§ Assigned task
With the line that contains "Potentials or basis: VASP" as the final line, return every line from the start of the data below exactly.

§ Data for analysis
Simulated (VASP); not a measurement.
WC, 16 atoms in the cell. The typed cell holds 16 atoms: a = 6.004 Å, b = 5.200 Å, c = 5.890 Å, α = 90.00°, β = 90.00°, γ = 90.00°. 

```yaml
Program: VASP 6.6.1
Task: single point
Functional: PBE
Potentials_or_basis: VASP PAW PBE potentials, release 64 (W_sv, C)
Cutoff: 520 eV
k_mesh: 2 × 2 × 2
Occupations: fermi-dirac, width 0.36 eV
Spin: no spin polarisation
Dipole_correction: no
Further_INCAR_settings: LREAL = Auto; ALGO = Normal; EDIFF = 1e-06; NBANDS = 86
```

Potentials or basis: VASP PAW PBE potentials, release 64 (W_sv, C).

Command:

§ Worked solution
Simulated (VASP); not a measurement.
WC, 16 atoms in the cell. The typed cell holds 16 atoms: a = 6.004 Å, b = 5.200 Å, c = 5.890 Å, α = 90.00°, β = 90.00°, γ = 90.00°. 

```yaml
Program: VASP 6.6.1
Task: single point
Functional: PBE
Potentials_or_basis: VASP PAW PBE potentials, release 64 (W_sv, C)
Cutoff: 520 eV
k_mesh: 2 × 2 × 2
Occupations: fermi-dirac, width 0.36 eV
Spin: no spin polarisation
Dipole_correction: no
Further_INCAR_settings: LREAL = Auto; ALGO = Normal; EDIFF = 1e-06; NBANDS = 86
```

Potentials or basis: VASP PAW PBE potentials, release 64 (W_sv, C).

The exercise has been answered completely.